Work instruction —
Repeat verbatim only the lines from the opening of the material below through the one that contains "Hardware: 1 CPU thread, shared host.".

[[ Information supplied, beginning ]]

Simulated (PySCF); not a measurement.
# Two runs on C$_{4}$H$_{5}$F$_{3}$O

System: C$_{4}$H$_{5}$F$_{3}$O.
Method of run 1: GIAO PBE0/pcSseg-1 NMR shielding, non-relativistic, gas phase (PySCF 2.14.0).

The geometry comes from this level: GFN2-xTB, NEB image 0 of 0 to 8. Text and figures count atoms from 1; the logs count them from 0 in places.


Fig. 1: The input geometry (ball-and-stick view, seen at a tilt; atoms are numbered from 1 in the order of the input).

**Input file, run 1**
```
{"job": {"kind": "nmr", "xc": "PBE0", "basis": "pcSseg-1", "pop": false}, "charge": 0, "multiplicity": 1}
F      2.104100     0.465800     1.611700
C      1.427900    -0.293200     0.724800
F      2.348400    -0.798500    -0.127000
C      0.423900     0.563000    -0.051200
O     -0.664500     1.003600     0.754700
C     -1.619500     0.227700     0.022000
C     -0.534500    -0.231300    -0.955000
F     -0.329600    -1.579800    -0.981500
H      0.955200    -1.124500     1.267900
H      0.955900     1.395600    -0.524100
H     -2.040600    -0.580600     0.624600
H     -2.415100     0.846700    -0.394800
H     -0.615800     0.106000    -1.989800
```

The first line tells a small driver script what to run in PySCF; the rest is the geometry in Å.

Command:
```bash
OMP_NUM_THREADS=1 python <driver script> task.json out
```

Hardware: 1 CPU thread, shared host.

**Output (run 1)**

[[ Information supplied, end ]]

Answer area —
Simulated (PySCF); not a measurement.
# Two runs on C$_{4}$H$_{5}$F$_{3}$O

System: C$_{4}$H$_{5}$F$_{3}$O.
Method of run 1: GIAO PBE0/pcSseg-1 NMR shielding, non-relativistic, gas phase (PySCF 2.14.0).

The geometry comes from this level: GFN2-xTB, NEB image 0 of 0 to 8. Text and figures count atoms from 1; the logs count them from 0 in places.


Fig. 1: The input geometry (ball-and-stick view, seen at a tilt; atoms are numbered from 1 in the order of the input).

**Input file, run 1**
```
{"job": {"kind": "nmr", "xc": "PBE0", "basis": "pcSseg-1", "pop": false}, "charge": 0, "multiplicity": 1}
F      2.104100     0.465800     1.611700
C      1.427900    -0.293200     0.724800
F      2.348400    -0.798500    -0.127000
C      0.423900     0.563000    -0.051200
O     -0.664500     1.003600     0.754700
C     -1.619500     0.227700     0.022000
C     -0.534500    -0.231300    -0.955000
F     -0.329600    -1.579800    -0.981500
H      0.955200    -1.124500     1.267900
H      0.955900     1.395600    -0.524100
H     -2.040600    -0.580600     0.624600
H     -2.415100     0.846700    -0.394800
H     -0.615800     0.106000    -1.989800
```

The first line tells a small driver script what to run in PySCF; the rest is the geometry in Å.

Command:
```bash
OMP_NUM_THREADS=1 python <driver script> task.json out
```

Hardware: 1 CPU thread, shared host.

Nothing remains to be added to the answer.